Required action » Lines from the beginning of the entries up to and including the one with "A k mesh can" must be duplicated word for word; leave out all others.

Dataset entries »
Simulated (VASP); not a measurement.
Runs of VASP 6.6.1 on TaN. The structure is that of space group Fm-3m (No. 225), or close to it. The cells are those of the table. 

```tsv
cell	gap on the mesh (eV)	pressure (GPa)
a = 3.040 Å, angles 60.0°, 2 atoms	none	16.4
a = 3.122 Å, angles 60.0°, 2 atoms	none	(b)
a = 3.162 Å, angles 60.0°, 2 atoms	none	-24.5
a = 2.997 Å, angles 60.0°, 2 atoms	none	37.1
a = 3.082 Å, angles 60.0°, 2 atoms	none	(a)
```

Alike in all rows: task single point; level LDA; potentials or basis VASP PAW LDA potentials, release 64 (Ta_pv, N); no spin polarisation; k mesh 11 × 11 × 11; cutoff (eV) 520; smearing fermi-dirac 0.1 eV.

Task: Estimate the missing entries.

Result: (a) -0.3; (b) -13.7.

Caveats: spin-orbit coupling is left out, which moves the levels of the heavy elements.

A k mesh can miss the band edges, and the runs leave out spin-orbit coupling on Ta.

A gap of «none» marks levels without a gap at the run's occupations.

Written reply »
Simulated (VASP); not a measurement.
Runs of VASP 6.6.1 on TaN. The structure is that of space group Fm-3m (No. 225), or close to it. The cells are those of the table. 

```tsv
cell	gap on the mesh (eV)	pressure (GPa)
a = 3.040 Å, angles 60.0°, 2 atoms	none	16.4
a = 3.122 Å, angles 60.0°, 2 atoms	none	(b)
a = 3.162 Å, angles 60.0°, 2 atoms	none	-24.5
a = 2.997 Å, angles 60.0°, 2 atoms	none	37.1
a = 3.082 Å, angles 60.0°, 2 atoms	none	(a)
```

Alike in all rows: task single point; level LDA; potentials or basis VASP PAW LDA potentials, release 64 (Ta_pv, N); no spin polarisation; k mesh 11 × 11 × 11; cutoff (eV) 520; smearing fermi-dirac 0.1 eV.

Task: Estimate the missing entries.

Result: (a) -0.3; (b) -13.7.

Caveats: spin-orbit coupling is left out, which moves the levels of the heavy elements.

A k mesh can miss the band edges, and the runs leave out spin-orbit coupling on Ta.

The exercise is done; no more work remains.